> DATA LISTING:
###

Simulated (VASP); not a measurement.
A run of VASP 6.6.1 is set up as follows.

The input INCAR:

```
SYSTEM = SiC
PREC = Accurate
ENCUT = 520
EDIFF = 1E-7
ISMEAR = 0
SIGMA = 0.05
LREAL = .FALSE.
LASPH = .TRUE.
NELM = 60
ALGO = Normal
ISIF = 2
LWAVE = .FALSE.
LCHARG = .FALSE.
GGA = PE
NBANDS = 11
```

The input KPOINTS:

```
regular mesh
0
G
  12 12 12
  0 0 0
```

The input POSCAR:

###

> REQUIREMENT: The whole block of entries above should be repeated exactly.

> EXERCISE ANSWER:
Simulated (VASP); not a measurement.
A run of VASP 6.6.1 is set up as follows.

The input INCAR:

```
SYSTEM = SiC
PREC = Accurate
ENCUT = 520
EDIFF = 1E-7
ISMEAR = 0
SIGMA = 0.05
LREAL = .FALSE.
LASPH = .TRUE.
NELM = 60
ALGO = Normal
ISIF = 2
LWAVE = .FALSE.
LCHARG = .FALSE.
GGA = PE
NBANDS = 11
```

The input KPOINTS:

```
regular mesh
0
G
  12 12 12
  0 0 0
```

The input POSCAR:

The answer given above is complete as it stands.